### Required action
With the line containing "Precursor series Zn" as the start and the line containing "0.26 | 0.95 |" as the end, transcribe that span of the entries below exactly, including both.

### Data excerpts
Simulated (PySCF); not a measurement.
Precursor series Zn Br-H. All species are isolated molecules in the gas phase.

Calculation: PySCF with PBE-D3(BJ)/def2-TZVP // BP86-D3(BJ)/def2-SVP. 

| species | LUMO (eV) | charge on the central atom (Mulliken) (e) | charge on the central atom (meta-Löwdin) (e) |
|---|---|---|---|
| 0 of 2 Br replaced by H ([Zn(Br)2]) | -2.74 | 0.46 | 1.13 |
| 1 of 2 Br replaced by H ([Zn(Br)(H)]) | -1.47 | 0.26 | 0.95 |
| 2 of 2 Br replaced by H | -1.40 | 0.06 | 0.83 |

### Exercise response
Precursor series Zn Br-H. All species are isolated molecules in the gas phase.

Calculation: PySCF with PBE-D3(BJ)/def2-TZVP // BP86-D3(BJ)/def2-SVP. 

| species | LUMO (eV) | charge on the central atom (Mulliken) (e) | charge on the central atom (meta-Löwdin) (e) |
|---|---|---|---|
| 0 of 2 Br replaced by H ([Zn(Br)2]) | -2.74 | 0.46 | 1.13 |
| 1 of 2 Br replaced by H ([Zn(Br)(H)]) | -1.47 | 0.26 | 0.95 |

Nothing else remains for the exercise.